> _Work order_: In your answer, reproduce exactly the lines from the beginning of the listing below through the one containing "A k mesh can", and only those lines.

> _Data shown_:
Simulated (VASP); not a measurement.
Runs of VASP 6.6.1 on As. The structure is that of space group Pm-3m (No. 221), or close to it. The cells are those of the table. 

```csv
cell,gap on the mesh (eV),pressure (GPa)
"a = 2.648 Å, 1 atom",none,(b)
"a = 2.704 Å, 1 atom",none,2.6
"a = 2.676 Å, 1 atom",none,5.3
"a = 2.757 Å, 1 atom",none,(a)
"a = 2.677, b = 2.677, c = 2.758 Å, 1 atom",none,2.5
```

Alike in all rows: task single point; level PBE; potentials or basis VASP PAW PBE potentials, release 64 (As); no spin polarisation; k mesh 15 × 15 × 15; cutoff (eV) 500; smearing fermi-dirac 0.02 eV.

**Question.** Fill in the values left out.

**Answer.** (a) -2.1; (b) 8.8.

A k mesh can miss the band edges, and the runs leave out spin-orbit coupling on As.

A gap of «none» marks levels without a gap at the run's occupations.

> _Worked solution_:
Simulated (VASP); not a measurement.
Runs of VASP 6.6.1 on As. The structure is that of space group Pm-3m (No. 221), or close to it. The cells are those of the table. 

```csv
cell,gap on the mesh (eV),pressure (GPa)
"a = 2.648 Å, 1 atom",none,(b)
"a = 2.704 Å, 1 atom",none,2.6
"a = 2.676 Å, 1 atom",none,5.3
"a = 2.757 Å, 1 atom",none,(a)
"a = 2.677, b = 2.677, c = 2.758 Å, 1 atom",none,2.5
```

Alike in all rows: task single point; level PBE; potentials or basis VASP PAW PBE potentials, release 64 (As); no spin polarisation; k mesh 15 × 15 × 15; cutoff (eV) 500; smearing fermi-dirac 0.02 eV.

**Question.** Fill in the values left out.

**Answer.** (a) -2.1; (b) 8.8.

A k mesh can miss the band edges, and the runs leave out spin-orbit coupling on As.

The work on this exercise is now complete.